Input data |
-- -- --
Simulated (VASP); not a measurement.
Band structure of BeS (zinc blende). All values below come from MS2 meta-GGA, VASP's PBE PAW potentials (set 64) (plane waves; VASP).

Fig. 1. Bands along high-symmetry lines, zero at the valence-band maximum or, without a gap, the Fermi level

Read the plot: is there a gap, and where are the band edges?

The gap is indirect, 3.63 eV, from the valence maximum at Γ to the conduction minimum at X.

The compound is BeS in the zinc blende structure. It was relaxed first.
-- -- --

Starting from the first line of the records above, retype each line exactly up to and including the one that contains "The gap is indirect, 3.63", and nothing more.

Task solution |
Simulated (VASP); not a measurement.
Band structure of BeS (zinc blende). All values below come from MS2 meta-GGA, VASP's PBE PAW potentials (set 64) (plane waves; VASP).

Fig. 1. Bands along high-symmetry lines, zero at the valence-band maximum or, without a gap, the Fermi level

Read the plot: is there a gap, and where are the band edges?

The gap is indirect, 3.63 eV, from the valence maximum at Γ to the conduction minimum at X.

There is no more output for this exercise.